**Given entries:**
======
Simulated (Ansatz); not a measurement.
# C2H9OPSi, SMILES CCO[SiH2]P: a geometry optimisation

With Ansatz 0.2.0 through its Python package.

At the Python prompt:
======

**Assigned task:**
Look above for the line holding "# C2H9OPSi, SMILES". Print it and every line after it, exactly, through the line holding "With Ansatz 0.2.0 through its Python package.".

**Exercise result:**
# C2H9OPSi, SMILES CCO[SiH2]P: a geometry optimisation

With Ansatz 0.2.0 through its Python package.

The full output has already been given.